- _Work item_
Your answer must be every record below, written out exactly as it appears.

- _Excerpted data_
......

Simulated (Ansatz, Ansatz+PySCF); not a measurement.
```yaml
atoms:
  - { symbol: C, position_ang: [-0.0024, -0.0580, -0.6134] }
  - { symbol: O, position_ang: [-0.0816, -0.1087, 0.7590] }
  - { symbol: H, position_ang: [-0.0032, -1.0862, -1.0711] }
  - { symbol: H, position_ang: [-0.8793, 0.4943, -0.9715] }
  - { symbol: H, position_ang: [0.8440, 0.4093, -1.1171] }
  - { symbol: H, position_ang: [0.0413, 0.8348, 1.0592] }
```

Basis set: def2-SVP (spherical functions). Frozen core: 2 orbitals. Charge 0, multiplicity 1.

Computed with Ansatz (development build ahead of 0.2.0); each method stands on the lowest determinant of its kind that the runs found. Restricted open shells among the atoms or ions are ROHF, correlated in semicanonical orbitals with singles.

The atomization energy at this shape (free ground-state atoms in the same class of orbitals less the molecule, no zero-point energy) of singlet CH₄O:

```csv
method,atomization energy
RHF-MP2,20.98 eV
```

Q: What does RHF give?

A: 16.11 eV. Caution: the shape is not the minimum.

......

- _Exercise answer_
Simulated (Ansatz, Ansatz+PySCF); not a measurement.
```yaml
atoms:
  - { symbol: C, position_ang: [-0.0024, -0.0580, -0.6134] }
  - { symbol: O, position_ang: [-0.0816, -0.1087, 0.7590] }
  - { symbol: H, position_ang: [-0.0032, -1.0862, -1.0711] }
  - { symbol: H, position_ang: [-0.8793, 0.4943, -0.9715] }
  - { symbol: H, position_ang: [0.8440, 0.4093, -1.1171] }
  - { symbol: H, position_ang: [0.0413, 0.8348, 1.0592] }
```

Basis set: def2-SVP (spherical functions). Frozen core: 2 orbitals. Charge 0, multiplicity 1.

Computed with Ansatz (development build ahead of 0.2.0); each method stands on the lowest determinant of its kind that the runs found. Restricted open shells among the atoms or ions are ROHF, correlated in semicanonical orbitals with singles.

The atomization energy at this shape (free ground-state atoms in the same class of orbitals less the molecule, no zero-point energy) of singlet CH₄O:

```csv
method,atomization energy
RHF-MP2,20.98 eV
```

Q: What does RHF give?

A: 16.11 eV. Caution: the shape is not the minimum.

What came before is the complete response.